» **Material shown**
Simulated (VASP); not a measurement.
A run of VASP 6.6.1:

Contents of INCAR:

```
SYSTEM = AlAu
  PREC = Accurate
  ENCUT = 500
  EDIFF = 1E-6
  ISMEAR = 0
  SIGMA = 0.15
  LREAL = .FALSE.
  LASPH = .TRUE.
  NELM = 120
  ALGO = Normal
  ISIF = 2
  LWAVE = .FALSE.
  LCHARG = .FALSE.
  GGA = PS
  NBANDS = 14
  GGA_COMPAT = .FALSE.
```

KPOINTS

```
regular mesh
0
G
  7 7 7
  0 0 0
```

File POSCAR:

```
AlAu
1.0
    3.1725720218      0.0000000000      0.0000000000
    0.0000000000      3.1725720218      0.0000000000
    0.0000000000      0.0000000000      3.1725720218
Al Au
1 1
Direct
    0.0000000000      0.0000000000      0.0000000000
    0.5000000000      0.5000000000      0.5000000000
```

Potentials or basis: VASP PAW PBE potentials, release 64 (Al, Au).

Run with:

» **Task item**
Print the data in full, with each line exactly as given.

» **Problem solution**
Simulated (VASP); not a measurement.
A run of VASP 6.6.1:

Contents of INCAR:

```
SYSTEM = AlAu
  PREC = Accurate
  ENCUT = 500
  EDIFF = 1E-6
  ISMEAR = 0
  SIGMA = 0.15
  LREAL = .FALSE.
  LASPH = .TRUE.
  NELM = 120
  ALGO = Normal
  ISIF = 2
  LWAVE = .FALSE.
  LCHARG = .FALSE.
  GGA = PS
  NBANDS = 14
  GGA_COMPAT = .FALSE.
```

KPOINTS

```
regular mesh
0
G
  7 7 7
  0 0 0
```

File POSCAR:

```
AlAu
1.0
    3.1725720218      0.0000000000      0.0000000000
    0.0000000000      3.1725720218      0.0000000000
    0.0000000000      0.0000000000      3.1725720218
Al Au
1 1
Direct
    0.0000000000      0.0000000000      0.0000000000
    0.5000000000      0.5000000000      0.5000000000
```

Potentials or basis: VASP PAW PBE potentials, release 64 (Al, Au).

Run with:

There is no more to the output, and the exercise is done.